** Opening EXTRACTED RECORDS block **

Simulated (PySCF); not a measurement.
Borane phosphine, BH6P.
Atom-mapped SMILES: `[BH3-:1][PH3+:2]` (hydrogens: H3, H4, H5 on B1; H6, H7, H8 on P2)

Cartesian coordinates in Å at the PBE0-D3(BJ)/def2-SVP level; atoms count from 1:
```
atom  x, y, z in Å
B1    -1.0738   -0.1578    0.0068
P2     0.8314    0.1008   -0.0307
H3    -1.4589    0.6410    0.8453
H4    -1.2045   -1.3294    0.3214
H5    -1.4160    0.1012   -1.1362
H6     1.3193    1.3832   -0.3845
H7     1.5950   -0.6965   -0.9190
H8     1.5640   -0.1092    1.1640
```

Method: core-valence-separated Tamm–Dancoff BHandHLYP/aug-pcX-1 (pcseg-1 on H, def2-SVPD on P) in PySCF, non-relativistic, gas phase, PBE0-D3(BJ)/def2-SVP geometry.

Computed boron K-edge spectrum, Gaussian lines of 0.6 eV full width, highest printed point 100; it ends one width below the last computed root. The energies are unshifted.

** Closing EXTRACTED RECORDS block **

**WORK ORDER:** Everything from the first line of the entries above through the line with "Method: core-valence-separated Tamm–Dancoff" is to be reproduced exactly, and nothing else.

**EXERCISE SOLUTION:**
Simulated (PySCF); not a measurement.
Borane phosphine, BH6P.
Atom-mapped SMILES: `[BH3-:1][PH3+:2]` (hydrogens: H3, H4, H5 on B1; H6, H7, H8 on P2)

Cartesian coordinates in Å at the PBE0-D3(BJ)/def2-SVP level; atoms count from 1:
```
atom  x, y, z in Å
B1    -1.0738   -0.1578    0.0068
P2     0.8314    0.1008   -0.0307
H3    -1.4589    0.6410    0.8453
H4    -1.2045   -1.3294    0.3214
H5    -1.4160    0.1012   -1.1362
H6     1.3193    1.3832   -0.3845
H7     1.5950   -0.6965   -0.9190
H8     1.5640   -0.1092    1.1640
```

Method: core-valence-separated Tamm–Dancoff BHandHLYP/aug-pcX-1 (pcseg-1 on H, def2-SVPD on P) in PySCF, non-relativistic, gas phase, PBE0-D3(BJ)/def2-SVP geometry.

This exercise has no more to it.